> [Exercise] Set down, exactly as written, every line from the top of the records below to the line containing "Question: Fit each", both ends included, and no others.

[[ Recorded data, beginning ]]
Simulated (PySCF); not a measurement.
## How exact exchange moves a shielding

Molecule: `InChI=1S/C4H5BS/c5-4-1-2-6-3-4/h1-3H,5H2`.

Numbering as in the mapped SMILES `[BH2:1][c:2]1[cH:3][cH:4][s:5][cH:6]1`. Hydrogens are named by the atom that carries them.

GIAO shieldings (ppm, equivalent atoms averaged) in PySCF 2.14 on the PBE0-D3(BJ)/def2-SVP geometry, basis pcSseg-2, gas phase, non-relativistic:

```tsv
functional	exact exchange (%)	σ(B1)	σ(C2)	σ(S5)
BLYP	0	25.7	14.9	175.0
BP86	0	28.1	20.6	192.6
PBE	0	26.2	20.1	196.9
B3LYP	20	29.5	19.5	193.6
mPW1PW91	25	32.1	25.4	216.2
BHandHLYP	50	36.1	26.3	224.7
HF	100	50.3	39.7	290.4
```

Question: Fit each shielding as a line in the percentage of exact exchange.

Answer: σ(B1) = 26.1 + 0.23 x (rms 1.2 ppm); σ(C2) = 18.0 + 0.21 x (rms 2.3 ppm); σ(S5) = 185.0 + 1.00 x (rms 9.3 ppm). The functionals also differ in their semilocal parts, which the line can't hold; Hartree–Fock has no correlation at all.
[[ Recorded data, end ]]

> [Problem solution]
Simulated (PySCF); not a measurement.
## How exact exchange moves a shielding

Molecule: `InChI=1S/C4H5BS/c5-4-1-2-6-3-4/h1-3H,5H2`.

Numbering as in the mapped SMILES `[BH2:1][c:2]1[cH:3][cH:4][s:5][cH:6]1`. Hydrogens are named by the atom that carries them.

GIAO shieldings (ppm, equivalent atoms averaged) in PySCF 2.14 on the PBE0-D3(BJ)/def2-SVP geometry, basis pcSseg-2, gas phase, non-relativistic:

```tsv
functional	exact exchange (%)	σ(B1)	σ(C2)	σ(S5)
BLYP	0	25.7	14.9	175.0
BP86	0	28.1	20.6	192.6
PBE	0	26.2	20.1	196.9
B3LYP	20	29.5	19.5	193.6
mPW1PW91	25	32.1	25.4	216.2
BHandHLYP	50	36.1	26.3	224.7
HF	100	50.3	39.7	290.4
```

Question: Fit each shielding as a line in the percentage of exact exchange.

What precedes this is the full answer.